- WORK ITEM -
In the listing that follows, locate the line containing "Part 1: Relaxation" and the line containing "The cell holds". Retype exactly those two lines and every line between them, and nothing more.

- DATA SECTION -
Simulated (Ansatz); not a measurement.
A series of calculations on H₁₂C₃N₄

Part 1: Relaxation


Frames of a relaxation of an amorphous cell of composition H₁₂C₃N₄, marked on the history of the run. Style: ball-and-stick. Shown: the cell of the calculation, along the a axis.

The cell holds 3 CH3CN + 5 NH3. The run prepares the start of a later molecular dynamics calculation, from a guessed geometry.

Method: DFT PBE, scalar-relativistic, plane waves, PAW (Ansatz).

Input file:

- EXERCISE RESPONSE -
Part 1: Relaxation


Frames of a relaxation of an amorphous cell of composition H₁₂C₃N₄, marked on the history of the run. Style: ball-and-stick. Shown: the cell of the calculation, along the a axis.

The cell holds 3 CH3CN + 5 NH3. The run prepares the start of a later molecular dynamics calculation, from a guessed geometry.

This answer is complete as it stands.